ACTIVITY - Please output, without any change, the lines of the material below from the very first through the one with "## Step 1: The cell of the first run".

INFORMATION PROVIDED -
==============================

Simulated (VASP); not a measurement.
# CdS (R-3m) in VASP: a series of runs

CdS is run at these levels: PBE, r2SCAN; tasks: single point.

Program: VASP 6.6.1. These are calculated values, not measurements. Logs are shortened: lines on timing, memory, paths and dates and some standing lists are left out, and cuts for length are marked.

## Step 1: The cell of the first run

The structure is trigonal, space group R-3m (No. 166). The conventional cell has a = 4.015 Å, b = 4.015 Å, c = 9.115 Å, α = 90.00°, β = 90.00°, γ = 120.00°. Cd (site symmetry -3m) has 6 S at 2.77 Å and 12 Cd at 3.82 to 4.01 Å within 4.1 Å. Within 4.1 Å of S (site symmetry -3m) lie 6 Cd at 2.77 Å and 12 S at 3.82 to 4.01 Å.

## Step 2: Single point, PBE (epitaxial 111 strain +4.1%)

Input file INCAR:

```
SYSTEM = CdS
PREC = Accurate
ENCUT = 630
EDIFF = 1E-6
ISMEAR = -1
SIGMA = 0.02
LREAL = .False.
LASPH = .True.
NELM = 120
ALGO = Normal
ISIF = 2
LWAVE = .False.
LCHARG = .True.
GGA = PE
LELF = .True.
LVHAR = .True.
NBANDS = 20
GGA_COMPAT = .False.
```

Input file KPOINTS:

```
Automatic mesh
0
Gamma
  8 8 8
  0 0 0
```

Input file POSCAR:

==============================

RESPONSE -
Simulated (VASP); not a measurement.
# CdS (R-3m) in VASP: a series of runs

CdS is run at these levels: PBE, r2SCAN; tasks: single point.

Program: VASP 6.6.1. These are calculated values, not measurements. Logs are shortened: lines on timing, memory, paths and dates and some standing lists are left out, and cuts for length are marked.

## Step 1: The cell of the first run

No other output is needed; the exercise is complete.